(Data excerpts)

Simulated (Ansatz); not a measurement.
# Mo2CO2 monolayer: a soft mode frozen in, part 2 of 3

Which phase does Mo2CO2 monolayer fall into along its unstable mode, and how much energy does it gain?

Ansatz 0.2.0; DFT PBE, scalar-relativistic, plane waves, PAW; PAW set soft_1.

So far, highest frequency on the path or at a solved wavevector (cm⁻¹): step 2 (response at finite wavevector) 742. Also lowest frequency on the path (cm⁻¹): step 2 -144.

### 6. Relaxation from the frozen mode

(End Data excerpts)

Brief: Copy the records. Each line should match exactly.

Exercise output:
Simulated (Ansatz); not a measurement.
# Mo2CO2 monolayer: a soft mode frozen in, part 2 of 3

Which phase does Mo2CO2 monolayer fall into along its unstable mode, and how much energy does it gain?

Ansatz 0.2.0; DFT PBE, scalar-relativistic, plane waves, PAW; PAW set soft_1.

So far, highest frequency on the path or at a solved wavevector (cm⁻¹): step 2 (response at finite wavevector) 742. Also lowest frequency on the path (cm⁻¹): step 2 -144.

### 6. Relaxation from the frozen mode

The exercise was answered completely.